[RECORD EXCERPTS Boundary: Start]

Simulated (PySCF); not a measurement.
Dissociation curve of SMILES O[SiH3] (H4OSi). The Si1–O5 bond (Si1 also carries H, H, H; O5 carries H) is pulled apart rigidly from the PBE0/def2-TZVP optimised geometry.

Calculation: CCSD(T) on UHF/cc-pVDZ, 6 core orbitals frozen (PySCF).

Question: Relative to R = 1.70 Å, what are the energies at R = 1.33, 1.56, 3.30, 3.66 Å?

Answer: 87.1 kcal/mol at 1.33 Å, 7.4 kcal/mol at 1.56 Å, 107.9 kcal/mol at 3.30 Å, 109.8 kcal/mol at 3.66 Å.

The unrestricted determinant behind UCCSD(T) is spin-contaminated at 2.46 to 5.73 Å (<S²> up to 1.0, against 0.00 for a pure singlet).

[RECORD EXCERPTS Boundary: End]

Exactly the lines running from the top of the records to the line that contains "Answer: 87.1 kcal/mol", inclusive, must be set down, and nothing more.

__RESULT__.
Simulated (PySCF); not a measurement.
Dissociation curve of SMILES O[SiH3] (H4OSi). The Si1–O5 bond (Si1 also carries H, H, H; O5 carries H) is pulled apart rigidly from the PBE0/def2-TZVP optimised geometry.

Calculation: CCSD(T) on UHF/cc-pVDZ, 6 core orbitals frozen (PySCF).

Question: Relative to R = 1.70 Å, what are the energies at R = 1.33, 1.56, 3.30, 3.66 Å?

Answer: 87.1 kcal/mol at 1.33 Å, 7.4 kcal/mol at 1.56 Å, 107.9 kcal/mol at 3.30 Å, 109.8 kcal/mol at 3.66 Å.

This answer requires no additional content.